* **Extracted entries**
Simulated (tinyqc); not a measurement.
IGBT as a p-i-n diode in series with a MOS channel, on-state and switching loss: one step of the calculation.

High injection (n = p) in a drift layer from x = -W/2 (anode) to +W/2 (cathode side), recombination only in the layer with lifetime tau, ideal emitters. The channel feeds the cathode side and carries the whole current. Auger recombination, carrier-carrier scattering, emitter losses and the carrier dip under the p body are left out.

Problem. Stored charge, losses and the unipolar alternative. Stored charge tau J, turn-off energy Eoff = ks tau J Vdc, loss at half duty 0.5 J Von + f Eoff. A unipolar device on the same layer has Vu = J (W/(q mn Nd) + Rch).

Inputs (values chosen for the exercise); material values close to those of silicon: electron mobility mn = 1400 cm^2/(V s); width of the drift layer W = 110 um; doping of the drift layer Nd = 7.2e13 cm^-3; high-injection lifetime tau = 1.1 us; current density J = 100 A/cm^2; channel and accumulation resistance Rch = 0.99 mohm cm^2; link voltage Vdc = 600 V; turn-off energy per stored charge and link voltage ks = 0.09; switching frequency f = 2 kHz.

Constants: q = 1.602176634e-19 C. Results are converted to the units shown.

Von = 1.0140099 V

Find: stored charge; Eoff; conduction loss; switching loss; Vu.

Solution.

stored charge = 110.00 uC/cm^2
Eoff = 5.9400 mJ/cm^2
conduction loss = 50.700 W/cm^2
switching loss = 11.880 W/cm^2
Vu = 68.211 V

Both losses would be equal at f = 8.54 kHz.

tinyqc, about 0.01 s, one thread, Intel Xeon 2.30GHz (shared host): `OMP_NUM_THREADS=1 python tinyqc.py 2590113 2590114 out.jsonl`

* **Work task**
All that belongs in your answer is the stretch of entries above from the line with "High injection (n" through the line with "Both losses would be equal at f = 8.54 kHz.", printed exactly.

* **Result**
High injection (n = p) in a drift layer from x = -W/2 (anode) to +W/2 (cathode side), recombination only in the layer with lifetime tau, ideal emitters. The channel feeds the cathode side and carries the whole current. Auger recombination, carrier-carrier scattering, emitter losses and the carrier dip under the p body are left out.

Problem. Stored charge, losses and the unipolar alternative. Stored charge tau J, turn-off energy Eoff = ks tau J Vdc, loss at half duty 0.5 J Von + f Eoff. A unipolar device on the same layer has Vu = J (W/(q mn Nd) + Rch).

Inputs (values chosen for the exercise); material values close to those of silicon: electron mobility mn = 1400 cm^2/(V s); width of the drift layer W = 110 um; doping of the drift layer Nd = 7.2e13 cm^-3; high-injection lifetime tau = 1.1 us; current density J = 100 A/cm^2; channel and accumulation resistance Rch = 0.99 mohm cm^2; link voltage Vdc = 600 V; turn-off energy per stored charge and link voltage ks = 0.09; switching frequency f = 2 kHz.

Constants: q = 1.602176634e-19 C. Results are converted to the units shown.

Von = 1.0140099 V

Find: stored charge; Eoff; conduction loss; switching loss; Vu.

Solution.

stored charge = 110.00 uC/cm^2
Eoff = 5.9400 mJ/cm^2
conduction loss = 50.700 W/cm^2
switching loss = 11.880 W/cm^2
Vu = 68.211 V

Both losses would be equal at f = 8.54 kHz.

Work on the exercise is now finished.